• **GIVEN INFORMATION**
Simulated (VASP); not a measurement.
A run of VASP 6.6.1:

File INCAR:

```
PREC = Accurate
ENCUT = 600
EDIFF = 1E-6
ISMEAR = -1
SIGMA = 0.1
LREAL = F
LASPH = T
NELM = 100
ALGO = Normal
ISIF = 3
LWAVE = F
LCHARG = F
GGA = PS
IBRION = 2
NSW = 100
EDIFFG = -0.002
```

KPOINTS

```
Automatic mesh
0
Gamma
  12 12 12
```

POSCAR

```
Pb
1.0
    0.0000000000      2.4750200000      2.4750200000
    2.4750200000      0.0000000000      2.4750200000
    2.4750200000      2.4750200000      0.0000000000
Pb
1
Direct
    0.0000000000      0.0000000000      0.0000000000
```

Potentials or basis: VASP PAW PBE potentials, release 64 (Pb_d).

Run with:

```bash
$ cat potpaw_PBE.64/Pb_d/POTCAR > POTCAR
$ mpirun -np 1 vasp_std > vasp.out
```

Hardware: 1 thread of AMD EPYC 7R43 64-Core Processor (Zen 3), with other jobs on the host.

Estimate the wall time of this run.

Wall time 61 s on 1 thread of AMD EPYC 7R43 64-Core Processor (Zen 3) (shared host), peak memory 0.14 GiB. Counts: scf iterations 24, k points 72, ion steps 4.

• **REQUIREMENT**
Copy the material above word for word, taking the first line, the line containing "Estimate the wall time of this run.", and every line between them, and nothing else.

• **EXERCISE SOLUTION**
Simulated (VASP); not a measurement.
A run of VASP 6.6.1:

File INCAR:

```
PREC = Accurate
ENCUT = 600
EDIFF = 1E-6
ISMEAR = -1
SIGMA = 0.1
LREAL = F
LASPH = T
NELM = 100
ALGO = Normal
ISIF = 3
LWAVE = F
LCHARG = F
GGA = PS
IBRION = 2
NSW = 100
EDIFFG = -0.002
```

KPOINTS

```
Automatic mesh
0
Gamma
  12 12 12
```

POSCAR

```
Pb
1.0
    0.0000000000      2.4750200000      2.4750200000
    2.4750200000      0.0000000000      2.4750200000
    2.4750200000      2.4750200000      0.0000000000
Pb
1
Direct
    0.0000000000      0.0000000000      0.0000000000
```

Potentials or basis: VASP PAW PBE potentials, release 64 (Pb_d).

Run with:

```bash
$ cat potpaw_PBE.64/Pb_d/POTCAR > POTCAR
$ mpirun -np 1 vasp_std > vasp.out
```

Hardware: 1 thread of AMD EPYC 7R43 64-Core Processor (Zen 3), with other jobs on the host.

Estimate the wall time of this run.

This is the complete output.